● ● ● ● ●

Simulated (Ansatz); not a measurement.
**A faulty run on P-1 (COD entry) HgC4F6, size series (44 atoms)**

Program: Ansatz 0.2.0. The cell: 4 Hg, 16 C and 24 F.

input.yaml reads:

● ● ● ● ●

* _Task item_:
Your task is to reproduce all of the records exactly.

* _Response area_:
Simulated (Ansatz); not a measurement.
**A faulty run on P-1 (COD entry) HgC4F6, size series (44 atoms)**

Program: Ansatz 0.2.0. The cell: 4 Hg, 16 C and 24 F.

input.yaml reads:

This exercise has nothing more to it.